Restate the material below word for word, from its first line to its last.

━━━━━ GIVEN INFORMATION

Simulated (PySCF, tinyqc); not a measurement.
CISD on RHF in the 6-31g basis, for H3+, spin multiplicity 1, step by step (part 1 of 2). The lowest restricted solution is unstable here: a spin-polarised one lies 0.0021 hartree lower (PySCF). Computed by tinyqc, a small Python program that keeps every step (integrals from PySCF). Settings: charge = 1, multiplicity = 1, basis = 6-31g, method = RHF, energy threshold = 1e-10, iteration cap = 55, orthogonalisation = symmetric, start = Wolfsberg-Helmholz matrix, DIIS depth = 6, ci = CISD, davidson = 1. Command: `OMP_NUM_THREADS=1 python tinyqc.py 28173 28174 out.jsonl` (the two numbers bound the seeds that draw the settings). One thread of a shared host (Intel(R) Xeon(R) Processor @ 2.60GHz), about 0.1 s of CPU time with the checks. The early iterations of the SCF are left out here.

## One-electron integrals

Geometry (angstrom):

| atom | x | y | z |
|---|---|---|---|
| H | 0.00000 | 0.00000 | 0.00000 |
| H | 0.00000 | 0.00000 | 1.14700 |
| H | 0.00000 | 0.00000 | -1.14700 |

━━━━━━━━━━

YOUR SOLUTION>
Simulated (PySCF, tinyqc); not a measurement.
CISD on RHF in the 6-31g basis, for H3+, spin multiplicity 1, step by step (part 1 of 2). The lowest restricted solution is unstable here: a spin-polarised one lies 0.0021 hartree lower (PySCF). Computed by tinyqc, a small Python program that keeps every step (integrals from PySCF). Settings: charge = 1, multiplicity = 1, basis = 6-31g, method = RHF, energy threshold = 1e-10, iteration cap = 55, orthogonalisation = symmetric, start = Wolfsberg-Helmholz matrix, DIIS depth = 6, ci = CISD, davidson = 1. Command: `OMP_NUM_THREADS=1 python tinyqc.py 28173 28174 out.jsonl` (the two numbers bound the seeds that draw the settings). One thread of a shared host (Intel(R) Xeon(R) Processor @ 2.60GHz), about 0.1 s of CPU time with the checks. The early iterations of the SCF are left out here.

## One-electron integrals

Geometry (angstrom):

| atom | x | y | z |
|---|---|---|---|
| H | 0.00000 | 0.00000 | 0.00000 |
| H | 0.00000 | 0.00000 | 1.14700 |
| H | 0.00000 | 0.00000 | -1.14700 |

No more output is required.